=== RECORDED INFORMATION ===
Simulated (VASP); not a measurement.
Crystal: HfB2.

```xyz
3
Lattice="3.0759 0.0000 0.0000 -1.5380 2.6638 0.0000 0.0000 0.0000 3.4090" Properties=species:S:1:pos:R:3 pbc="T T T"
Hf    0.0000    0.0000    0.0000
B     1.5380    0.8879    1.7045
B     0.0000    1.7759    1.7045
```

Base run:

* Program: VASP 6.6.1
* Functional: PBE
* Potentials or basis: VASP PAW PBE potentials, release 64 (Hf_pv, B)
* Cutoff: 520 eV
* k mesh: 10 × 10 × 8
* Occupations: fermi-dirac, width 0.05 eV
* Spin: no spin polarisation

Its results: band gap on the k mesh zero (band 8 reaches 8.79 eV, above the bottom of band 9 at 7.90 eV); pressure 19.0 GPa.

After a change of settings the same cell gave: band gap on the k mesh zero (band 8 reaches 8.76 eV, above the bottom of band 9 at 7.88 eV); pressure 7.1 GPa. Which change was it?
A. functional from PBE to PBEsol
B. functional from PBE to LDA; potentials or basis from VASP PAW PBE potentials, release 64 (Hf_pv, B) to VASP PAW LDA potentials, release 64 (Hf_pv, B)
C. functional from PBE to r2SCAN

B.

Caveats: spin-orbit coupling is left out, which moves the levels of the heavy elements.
===

**WORK REQUEST**
Stopping at the line containing "10 × 10 × 8", please repeat exactly every line from the very start of the entries, that line included, and nothing more.

**EXERCISE RESPONSE**
Simulated (VASP); not a measurement.
Crystal: HfB2.

```xyz
3
Lattice="3.0759 0.0000 0.0000 -1.5380 2.6638 0.0000 0.0000 0.0000 3.4090" Properties=species:S:1:pos:R:3 pbc="T T T"
Hf    0.0000    0.0000    0.0000
B     1.5380    0.8879    1.7045
B     0.0000    1.7759    1.7045
```

Base run:

* Program: VASP 6.6.1
* Functional: PBE
* Potentials or basis: VASP PAW PBE potentials, release 64 (Hf_pv, B)
* Cutoff: 520 eV
* k mesh: 10 × 10 × 8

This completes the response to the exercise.